• • • • •

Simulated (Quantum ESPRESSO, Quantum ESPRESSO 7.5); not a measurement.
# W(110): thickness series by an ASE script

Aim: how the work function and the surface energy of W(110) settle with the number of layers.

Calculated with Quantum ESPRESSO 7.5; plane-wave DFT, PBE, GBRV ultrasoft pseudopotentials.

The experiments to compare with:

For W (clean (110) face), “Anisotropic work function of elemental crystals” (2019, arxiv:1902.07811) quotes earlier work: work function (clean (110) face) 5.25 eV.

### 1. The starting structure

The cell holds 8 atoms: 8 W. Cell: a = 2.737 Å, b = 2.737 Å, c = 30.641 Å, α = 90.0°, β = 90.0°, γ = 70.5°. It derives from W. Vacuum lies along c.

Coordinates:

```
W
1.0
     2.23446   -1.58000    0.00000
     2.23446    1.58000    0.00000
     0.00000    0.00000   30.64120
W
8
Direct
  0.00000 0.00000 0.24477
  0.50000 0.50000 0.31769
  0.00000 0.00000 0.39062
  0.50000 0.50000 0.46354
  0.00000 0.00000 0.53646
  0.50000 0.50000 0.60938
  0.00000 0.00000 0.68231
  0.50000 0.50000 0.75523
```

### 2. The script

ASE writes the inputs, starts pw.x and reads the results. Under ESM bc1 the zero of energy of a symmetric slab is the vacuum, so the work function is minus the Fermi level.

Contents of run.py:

• • • • •

BRIEF — Looking at the material above, please copy exactly every line from its first line through the line containing "The experiments to", with both ends included and nothing else.

RESULT —
Simulated (Quantum ESPRESSO, Quantum ESPRESSO 7.5); not a measurement.
# W(110): thickness series by an ASE script

Aim: how the work function and the surface energy of W(110) settle with the number of layers.

Calculated with Quantum ESPRESSO 7.5; plane-wave DFT, PBE, GBRV ultrasoft pseudopotentials.

The experiments to compare with:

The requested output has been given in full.